◆ REQUIREMENT
Give the data a second time, exactly and in full.

--- INFORMATION PROVIDED Enclosed Below ---

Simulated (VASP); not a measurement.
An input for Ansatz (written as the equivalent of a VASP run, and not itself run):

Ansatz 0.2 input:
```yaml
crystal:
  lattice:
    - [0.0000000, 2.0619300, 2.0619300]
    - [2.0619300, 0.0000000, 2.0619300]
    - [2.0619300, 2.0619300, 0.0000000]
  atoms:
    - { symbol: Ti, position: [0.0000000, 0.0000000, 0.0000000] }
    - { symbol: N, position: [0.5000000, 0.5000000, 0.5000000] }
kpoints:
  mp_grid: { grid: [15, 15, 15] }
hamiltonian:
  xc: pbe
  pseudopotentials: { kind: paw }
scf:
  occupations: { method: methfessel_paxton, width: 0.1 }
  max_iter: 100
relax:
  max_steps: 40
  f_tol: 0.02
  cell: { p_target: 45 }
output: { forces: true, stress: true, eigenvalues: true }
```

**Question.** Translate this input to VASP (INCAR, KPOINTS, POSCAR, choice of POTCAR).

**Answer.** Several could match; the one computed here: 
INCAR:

--- End of Enclosed INFORMATION PROVIDED ---

◆ ANSWER SECTION
Simulated (VASP); not a measurement.
An input for Ansatz (written as the equivalent of a VASP run, and not itself run):

Ansatz 0.2 input:
```yaml
crystal:
  lattice:
    - [0.0000000, 2.0619300, 2.0619300]
    - [2.0619300, 0.0000000, 2.0619300]
    - [2.0619300, 2.0619300, 0.0000000]
  atoms:
    - { symbol: Ti, position: [0.0000000, 0.0000000, 0.0000000] }
    - { symbol: N, position: [0.5000000, 0.5000000, 0.5000000] }
kpoints:
  mp_grid: { grid: [15, 15, 15] }
hamiltonian:
  xc: pbe
  pseudopotentials: { kind: paw }
scf:
  occupations: { method: methfessel_paxton, width: 0.1 }
  max_iter: 100
relax:
  max_steps: 40
  f_tol: 0.02
  cell: { p_target: 45 }
output: { forces: true, stress: true, eigenvalues: true }
```

**Question.** Translate this input to VASP (INCAR, KPOINTS, POSCAR, choice of POTCAR).

**Answer.** Several could match; the one computed here: 
INCAR:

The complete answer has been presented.